Record set.
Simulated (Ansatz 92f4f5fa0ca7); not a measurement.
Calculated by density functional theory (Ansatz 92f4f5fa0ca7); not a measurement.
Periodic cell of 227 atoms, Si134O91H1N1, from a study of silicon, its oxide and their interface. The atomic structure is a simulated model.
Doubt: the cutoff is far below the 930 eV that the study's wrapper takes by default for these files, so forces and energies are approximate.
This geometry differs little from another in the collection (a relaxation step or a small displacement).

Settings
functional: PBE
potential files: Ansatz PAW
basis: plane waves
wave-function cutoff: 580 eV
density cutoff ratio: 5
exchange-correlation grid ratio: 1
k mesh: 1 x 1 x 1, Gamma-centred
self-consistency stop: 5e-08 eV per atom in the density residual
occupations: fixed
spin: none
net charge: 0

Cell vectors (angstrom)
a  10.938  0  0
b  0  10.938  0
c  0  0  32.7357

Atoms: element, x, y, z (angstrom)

Work request.
Please make an exact copy of each record.

Answer space.
Simulated (Ansatz 92f4f5fa0ca7); not a measurement.
Calculated by density functional theory (Ansatz 92f4f5fa0ca7); not a measurement.
Periodic cell of 227 atoms, Si134O91H1N1, from a study of silicon, its oxide and their interface. The atomic structure is a simulated model.
Doubt: the cutoff is far below the 930 eV that the study's wrapper takes by default for these files, so forces and energies are approximate.
This geometry differs little from another in the collection (a relaxation step or a small displacement).

Settings
functional: PBE
potential files: Ansatz PAW
basis: plane waves
wave-function cutoff: 580 eV
density cutoff ratio: 5
exchange-correlation grid ratio: 1
k mesh: 1 x 1 x 1, Gamma-centred
self-consistency stop: 5e-08 eV per atom in the density residual
occupations: fixed
spin: none
net charge: 0

Cell vectors (angstrom)
a  10.938  0  0
b  0  10.938  0
c  0  0  32.7357

Atoms: element, x, y, z (angstrom)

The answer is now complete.